→ **Data for analysis**
****************************************
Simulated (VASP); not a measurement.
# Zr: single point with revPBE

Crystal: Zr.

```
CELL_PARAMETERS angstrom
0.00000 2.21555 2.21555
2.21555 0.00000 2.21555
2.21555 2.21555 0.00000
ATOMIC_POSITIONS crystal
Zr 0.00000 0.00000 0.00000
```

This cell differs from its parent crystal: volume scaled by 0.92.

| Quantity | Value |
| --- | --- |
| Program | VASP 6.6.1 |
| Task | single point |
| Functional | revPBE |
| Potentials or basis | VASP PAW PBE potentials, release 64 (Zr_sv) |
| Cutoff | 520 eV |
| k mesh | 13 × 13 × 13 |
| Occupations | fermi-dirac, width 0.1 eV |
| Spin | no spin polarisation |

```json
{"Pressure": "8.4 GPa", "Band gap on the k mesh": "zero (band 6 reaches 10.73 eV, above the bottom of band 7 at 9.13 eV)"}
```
****************************************

→ **Activity**
Only the lines above from the one with "This cell differs" up to and including the one with "64 (Zr_sv) |" should be repeated, exactly as written.

→ **Exercise result**
This cell differs from its parent crystal: volume scaled by 0.92.

| Quantity | Value |
| --- | --- |
| Program | VASP 6.6.1 |
| Task | single point |
| Functional | revPBE |
| Potentials or basis | VASP PAW PBE potentials, release 64 (Zr_sv) |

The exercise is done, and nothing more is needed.